**Assignment**
Beginning with the first line of the data below, reproduce every line unchanged, ending with the line that holds "Vibrational wavenumber. Harmonic".

*** Data supplied ***

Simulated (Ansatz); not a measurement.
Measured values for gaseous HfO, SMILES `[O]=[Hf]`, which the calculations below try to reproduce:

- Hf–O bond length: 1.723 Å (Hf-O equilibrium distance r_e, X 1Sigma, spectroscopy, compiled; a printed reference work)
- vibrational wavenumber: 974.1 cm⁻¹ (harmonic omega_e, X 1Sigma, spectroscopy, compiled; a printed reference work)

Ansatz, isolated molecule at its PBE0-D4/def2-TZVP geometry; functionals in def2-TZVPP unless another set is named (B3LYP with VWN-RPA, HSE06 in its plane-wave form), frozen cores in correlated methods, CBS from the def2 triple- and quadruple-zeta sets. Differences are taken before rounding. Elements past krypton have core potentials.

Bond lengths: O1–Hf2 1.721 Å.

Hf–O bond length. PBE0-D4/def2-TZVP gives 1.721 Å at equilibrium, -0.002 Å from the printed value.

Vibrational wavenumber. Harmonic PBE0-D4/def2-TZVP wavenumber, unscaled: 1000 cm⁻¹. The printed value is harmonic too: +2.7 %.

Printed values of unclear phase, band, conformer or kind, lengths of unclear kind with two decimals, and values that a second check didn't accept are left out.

***

**Task solution**
Simulated (Ansatz); not a measurement.
Measured values for gaseous HfO, SMILES `[O]=[Hf]`, which the calculations below try to reproduce:

- Hf–O bond length: 1.723 Å (Hf-O equilibrium distance r_e, X 1Sigma, spectroscopy, compiled; a printed reference work)
- vibrational wavenumber: 974.1 cm⁻¹ (harmonic omega_e, X 1Sigma, spectroscopy, compiled; a printed reference work)

Ansatz, isolated molecule at its PBE0-D4/def2-TZVP geometry; functionals in def2-TZVPP unless another set is named (B3LYP with VWN-RPA, HSE06 in its plane-wave form), frozen cores in correlated methods, CBS from the def2 triple- and quadruple-zeta sets. Differences are taken before rounding. Elements past krypton have core potentials.

Bond lengths: O1–Hf2 1.721 Å.

Hf–O bond length. PBE0-D4/def2-TZVP gives 1.721 Å at equilibrium, -0.002 Å from the printed value.

Vibrational wavenumber. Harmonic PBE0-D4/def2-TZVP wavenumber, unscaled: 1000 cm⁻¹. The printed value is harmonic too: +2.7 %.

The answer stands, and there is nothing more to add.